Excerpted data:
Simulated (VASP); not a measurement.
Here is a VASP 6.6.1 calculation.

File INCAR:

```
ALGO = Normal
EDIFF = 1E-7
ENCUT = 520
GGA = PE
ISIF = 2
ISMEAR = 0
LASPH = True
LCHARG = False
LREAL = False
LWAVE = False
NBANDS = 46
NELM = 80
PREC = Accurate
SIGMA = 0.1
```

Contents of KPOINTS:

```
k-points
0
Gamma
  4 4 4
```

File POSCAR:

Task item:
What is needed is a word-for-word copy of all the entries.

Exercise solution:
Simulated (VASP); not a measurement.
Here is a VASP 6.6.1 calculation.

File INCAR:

```
ALGO = Normal
EDIFF = 1E-7
ENCUT = 520
GGA = PE
ISIF = 2
ISMEAR = 0
LASPH = True
LCHARG = False
LREAL = False
LWAVE = False
NBANDS = 46
NELM = 80
PREC = Accurate
SIGMA = 0.1
```

Contents of KPOINTS:

```
k-points
0
Gamma
  4 4 4
```

File POSCAR:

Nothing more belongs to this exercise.